▶ _Assignment_: From the data below, please reproduce exactly everything from the line that contains "waves, PAW |" down to the line that contains "components (eV/Å): 0.000", with both ends included.

Available data Start Marker

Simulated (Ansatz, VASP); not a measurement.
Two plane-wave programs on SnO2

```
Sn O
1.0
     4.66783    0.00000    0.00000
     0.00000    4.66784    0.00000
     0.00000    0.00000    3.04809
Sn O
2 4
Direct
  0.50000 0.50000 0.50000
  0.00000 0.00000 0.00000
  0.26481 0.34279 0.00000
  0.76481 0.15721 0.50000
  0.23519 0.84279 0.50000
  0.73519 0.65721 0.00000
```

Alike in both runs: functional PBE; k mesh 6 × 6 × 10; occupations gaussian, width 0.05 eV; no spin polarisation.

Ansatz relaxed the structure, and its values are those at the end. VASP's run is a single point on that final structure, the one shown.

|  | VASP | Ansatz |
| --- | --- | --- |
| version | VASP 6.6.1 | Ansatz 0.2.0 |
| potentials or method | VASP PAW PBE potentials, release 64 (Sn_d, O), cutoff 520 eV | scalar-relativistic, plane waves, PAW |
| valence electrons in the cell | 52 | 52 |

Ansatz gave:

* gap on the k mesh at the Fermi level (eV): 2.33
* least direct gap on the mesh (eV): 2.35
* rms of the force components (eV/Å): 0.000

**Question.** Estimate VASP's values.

Available data End Marker

▶ _Response_:
| potentials or method | VASP PAW PBE potentials, release 64 (Sn_d, O), cutoff 520 eV | scalar-relativistic, plane waves, PAW |
| valence electrons in the cell | 52 | 52 |

Ansatz gave:

* gap on the k mesh at the Fermi level (eV): 2.33
* least direct gap on the mesh (eV): 2.35
* rms of the force components (eV/Å): 0.000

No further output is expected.